#### Available data
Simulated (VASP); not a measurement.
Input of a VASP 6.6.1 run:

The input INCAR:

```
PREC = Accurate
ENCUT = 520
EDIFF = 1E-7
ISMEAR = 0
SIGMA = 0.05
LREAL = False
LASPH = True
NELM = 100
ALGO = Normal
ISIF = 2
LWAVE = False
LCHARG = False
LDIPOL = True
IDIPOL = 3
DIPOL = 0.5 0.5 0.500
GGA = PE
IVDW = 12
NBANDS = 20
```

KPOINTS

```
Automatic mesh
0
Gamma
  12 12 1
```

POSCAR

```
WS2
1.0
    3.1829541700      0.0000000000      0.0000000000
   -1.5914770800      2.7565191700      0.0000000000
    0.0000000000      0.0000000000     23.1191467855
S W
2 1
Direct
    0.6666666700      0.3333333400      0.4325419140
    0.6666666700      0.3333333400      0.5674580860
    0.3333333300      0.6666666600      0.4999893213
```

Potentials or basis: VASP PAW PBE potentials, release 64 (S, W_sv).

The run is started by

#### Task item
Reproduce all of the records exactly.

#### Task answer
Simulated (VASP); not a measurement.
Input of a VASP 6.6.1 run:

The input INCAR:

```
PREC = Accurate
ENCUT = 520
EDIFF = 1E-7
ISMEAR = 0
SIGMA = 0.05
LREAL = False
LASPH = True
NELM = 100
ALGO = Normal
ISIF = 2
LWAVE = False
LCHARG = False
LDIPOL = True
IDIPOL = 3
DIPOL = 0.5 0.5 0.500
GGA = PE
IVDW = 12
NBANDS = 20
```

KPOINTS

```
Automatic mesh
0
Gamma
  12 12 1
```

POSCAR

```
WS2
1.0
    3.1829541700      0.0000000000      0.0000000000
   -1.5914770800      2.7565191700      0.0000000000
    0.0000000000      0.0000000000     23.1191467855
S W
2 1
Direct
    0.6666666700      0.3333333400      0.4325419140
    0.6666666700      0.3333333400      0.5674580860
    0.3333333300      0.6666666600      0.4999893213
```

Potentials or basis: VASP PAW PBE potentials, release 64 (S, W_sv).

The run is started by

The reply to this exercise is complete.